◆ ◆ ◆ ◆ ◆ ◆ ◆

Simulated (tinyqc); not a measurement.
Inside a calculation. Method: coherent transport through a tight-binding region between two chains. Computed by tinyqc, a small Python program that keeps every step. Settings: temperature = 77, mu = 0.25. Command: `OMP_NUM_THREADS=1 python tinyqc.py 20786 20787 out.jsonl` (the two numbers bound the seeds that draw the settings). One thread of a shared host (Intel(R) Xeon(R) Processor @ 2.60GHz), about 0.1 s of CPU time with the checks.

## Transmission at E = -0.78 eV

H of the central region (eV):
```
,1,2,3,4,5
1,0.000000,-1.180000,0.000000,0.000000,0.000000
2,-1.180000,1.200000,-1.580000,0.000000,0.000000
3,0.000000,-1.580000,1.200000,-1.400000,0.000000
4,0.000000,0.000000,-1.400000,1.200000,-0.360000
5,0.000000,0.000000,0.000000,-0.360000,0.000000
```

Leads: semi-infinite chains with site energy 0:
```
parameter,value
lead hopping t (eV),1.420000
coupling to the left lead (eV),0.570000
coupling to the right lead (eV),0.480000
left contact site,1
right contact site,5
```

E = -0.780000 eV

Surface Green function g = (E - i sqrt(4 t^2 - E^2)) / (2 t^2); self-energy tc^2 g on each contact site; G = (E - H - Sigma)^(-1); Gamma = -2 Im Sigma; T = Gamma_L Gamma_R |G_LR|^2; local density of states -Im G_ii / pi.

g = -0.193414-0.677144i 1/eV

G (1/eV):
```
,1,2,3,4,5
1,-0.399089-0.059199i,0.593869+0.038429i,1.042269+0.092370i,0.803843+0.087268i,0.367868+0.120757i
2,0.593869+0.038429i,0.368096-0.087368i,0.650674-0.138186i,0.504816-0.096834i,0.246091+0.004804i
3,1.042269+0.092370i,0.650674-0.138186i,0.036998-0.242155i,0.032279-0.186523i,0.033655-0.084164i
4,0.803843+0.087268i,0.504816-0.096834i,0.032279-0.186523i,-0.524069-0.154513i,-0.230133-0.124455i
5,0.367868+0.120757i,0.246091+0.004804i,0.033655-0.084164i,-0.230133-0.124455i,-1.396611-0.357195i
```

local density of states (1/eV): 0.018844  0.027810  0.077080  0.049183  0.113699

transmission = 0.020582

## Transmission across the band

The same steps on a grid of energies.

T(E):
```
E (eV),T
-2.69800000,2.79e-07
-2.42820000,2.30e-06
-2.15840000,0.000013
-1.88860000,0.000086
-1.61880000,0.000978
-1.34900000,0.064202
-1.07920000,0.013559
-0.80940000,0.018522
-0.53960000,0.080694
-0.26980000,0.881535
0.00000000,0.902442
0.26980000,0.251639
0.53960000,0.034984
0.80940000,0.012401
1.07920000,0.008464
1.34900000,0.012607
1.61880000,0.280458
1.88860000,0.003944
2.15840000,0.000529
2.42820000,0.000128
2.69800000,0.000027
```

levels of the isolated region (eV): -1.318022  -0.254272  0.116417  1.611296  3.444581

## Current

◆ ◆ ◆ ◆ ◆ ◆ ◆

Reproduce exactly the lines of the records above from the one with "Leads: semi-infinite chains" to the one with "levels of the", both included, and leave out everything else.

Leads: semi-infinite chains with site energy 0:
```
parameter,value
lead hopping t (eV),1.420000
coupling to the left lead (eV),0.570000
coupling to the right lead (eV),0.480000
left contact site,1
right contact site,5
```

E = -0.780000 eV

Surface Green function g = (E - i sqrt(4 t^2 - E^2)) / (2 t^2); self-energy tc^2 g on each contact site; G = (E - H - Sigma)^(-1); Gamma = -2 Im Sigma; T = Gamma_L Gamma_R |G_LR|^2; local density of states -Im G_ii / pi.

g = -0.193414-0.677144i 1/eV

G (1/eV):
```
,1,2,3,4,5
1,-0.399089-0.059199i,0.593869+0.038429i,1.042269+0.092370i,0.803843+0.087268i,0.367868+0.120757i
2,0.593869+0.038429i,0.368096-0.087368i,0.650674-0.138186i,0.504816-0.096834i,0.246091+0.004804i
3,1.042269+0.092370i,0.650674-0.138186i,0.036998-0.242155i,0.032279-0.186523i,0.033655-0.084164i
4,0.803843+0.087268i,0.504816-0.096834i,0.032279-0.186523i,-0.524069-0.154513i,-0.230133-0.124455i
5,0.367868+0.120757i,0.246091+0.004804i,0.033655-0.084164i,-0.230133-0.124455i,-1.396611-0.357195i
```

local density of states (1/eV): 0.018844  0.027810  0.077080  0.049183  0.113699

transmission = 0.020582

## Transmission across the band

The same steps on a grid of energies.

T(E):
```
E (eV),T
-2.69800000,2.79e-07
-2.42820000,2.30e-06
-2.15840000,0.000013
-1.88860000,0.000086
-1.61880000,0.000978
-1.34900000,0.064202
-1.07920000,0.013559
-0.80940000,0.018522
-0.53960000,0.080694
-0.26980000,0.881535
0.00000000,0.902442
0.26980000,0.251639
0.53960000,0.034984
0.80940000,0.012401
1.07920000,0.008464
1.34900000,0.012607
1.61880000,0.280458
1.88860000,0.003944
2.15840000,0.000529
2.42820000,0.000128
2.69800000,0.000027
```

levels of the isolated region (eV): -1.318022  -0.254272  0.116417  1.611296  3.444581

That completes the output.